* **WORK TASK**
The entries below hold a line with "# NaCl3 (Pm-3n) in VASP: further runs" and a line with "Runs on NaCl3.". Return those lines and all that lie between them, exactly and only.

════════════════
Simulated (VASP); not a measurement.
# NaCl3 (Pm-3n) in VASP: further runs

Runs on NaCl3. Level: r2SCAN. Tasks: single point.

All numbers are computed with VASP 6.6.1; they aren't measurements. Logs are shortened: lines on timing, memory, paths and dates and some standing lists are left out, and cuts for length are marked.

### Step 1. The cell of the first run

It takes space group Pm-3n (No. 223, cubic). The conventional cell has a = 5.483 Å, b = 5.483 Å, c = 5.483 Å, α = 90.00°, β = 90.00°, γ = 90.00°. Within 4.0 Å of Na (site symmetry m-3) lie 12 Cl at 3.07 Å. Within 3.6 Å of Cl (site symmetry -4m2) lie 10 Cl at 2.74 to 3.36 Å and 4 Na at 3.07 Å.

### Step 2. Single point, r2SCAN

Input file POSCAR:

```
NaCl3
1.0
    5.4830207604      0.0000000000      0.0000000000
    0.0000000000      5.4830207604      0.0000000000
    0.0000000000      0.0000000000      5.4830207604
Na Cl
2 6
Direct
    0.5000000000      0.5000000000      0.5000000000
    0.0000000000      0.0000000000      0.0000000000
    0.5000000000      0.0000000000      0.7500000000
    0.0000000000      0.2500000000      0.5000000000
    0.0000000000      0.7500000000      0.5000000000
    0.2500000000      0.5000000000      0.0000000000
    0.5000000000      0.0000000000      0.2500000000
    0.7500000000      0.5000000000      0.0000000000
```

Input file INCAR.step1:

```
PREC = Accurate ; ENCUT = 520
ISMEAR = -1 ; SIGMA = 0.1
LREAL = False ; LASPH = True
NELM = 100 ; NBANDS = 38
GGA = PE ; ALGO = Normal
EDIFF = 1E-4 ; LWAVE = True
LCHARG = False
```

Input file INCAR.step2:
════════════════

* **EXERCISE RESPONSE**
# NaCl3 (Pm-3n) in VASP: further runs

Runs on NaCl3. Level: r2SCAN. Tasks: single point.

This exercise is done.